=== Activity ===
In the entries that follow, copy exactly each line from the first through the line with "is the difference?".

BEGIN

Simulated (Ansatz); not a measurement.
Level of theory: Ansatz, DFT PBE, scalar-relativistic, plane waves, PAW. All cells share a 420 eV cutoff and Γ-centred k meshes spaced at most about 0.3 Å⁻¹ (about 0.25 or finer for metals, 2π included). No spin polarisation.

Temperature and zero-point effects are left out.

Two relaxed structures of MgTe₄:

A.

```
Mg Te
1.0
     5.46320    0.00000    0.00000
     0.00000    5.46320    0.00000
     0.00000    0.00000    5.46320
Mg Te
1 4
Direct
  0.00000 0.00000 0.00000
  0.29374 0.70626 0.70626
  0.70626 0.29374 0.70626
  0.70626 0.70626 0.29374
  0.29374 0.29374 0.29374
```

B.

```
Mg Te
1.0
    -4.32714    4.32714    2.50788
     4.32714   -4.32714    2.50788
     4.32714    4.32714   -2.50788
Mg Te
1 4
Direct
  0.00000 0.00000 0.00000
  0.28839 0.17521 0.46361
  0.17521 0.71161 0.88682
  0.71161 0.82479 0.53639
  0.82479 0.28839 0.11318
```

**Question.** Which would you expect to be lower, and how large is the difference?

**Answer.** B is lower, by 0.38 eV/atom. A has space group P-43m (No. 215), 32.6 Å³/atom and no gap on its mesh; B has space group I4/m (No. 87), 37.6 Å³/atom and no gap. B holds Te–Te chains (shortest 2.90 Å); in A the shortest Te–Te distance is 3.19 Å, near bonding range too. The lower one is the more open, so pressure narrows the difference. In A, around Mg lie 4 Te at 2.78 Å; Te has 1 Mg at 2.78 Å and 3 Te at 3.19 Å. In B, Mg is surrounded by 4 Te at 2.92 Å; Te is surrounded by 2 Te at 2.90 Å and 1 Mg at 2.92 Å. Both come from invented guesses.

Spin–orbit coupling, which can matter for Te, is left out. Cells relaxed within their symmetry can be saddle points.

END

=== Response ===
Simulated (Ansatz); not a measurement.
Level of theory: Ansatz, DFT PBE, scalar-relativistic, plane waves, PAW. All cells share a 420 eV cutoff and Γ-centred k meshes spaced at most about 0.3 Å⁻¹ (about 0.25 or finer for metals, 2π included). No spin polarisation.

Temperature and zero-point effects are left out.

Two relaxed structures of MgTe₄:

A.

```
Mg Te
1.0
     5.46320    0.00000    0.00000
     0.00000    5.46320    0.00000
     0.00000    0.00000    5.46320
Mg Te
1 4
Direct
  0.00000 0.00000 0.00000
  0.29374 0.70626 0.70626
  0.70626 0.29374 0.70626
  0.70626 0.70626 0.29374
  0.29374 0.29374 0.29374
```

B.

```
Mg Te
1.0
    -4.32714    4.32714    2.50788
     4.32714   -4.32714    2.50788
     4.32714    4.32714   -2.50788
Mg Te
1 4
Direct
  0.00000 0.00000 0.00000
  0.28839 0.17521 0.46361
  0.17521 0.71161 0.88682
  0.71161 0.82479 0.53639
  0.82479 0.28839 0.11318
```

**Question.** Which would you expect to be lower, and how large is the difference?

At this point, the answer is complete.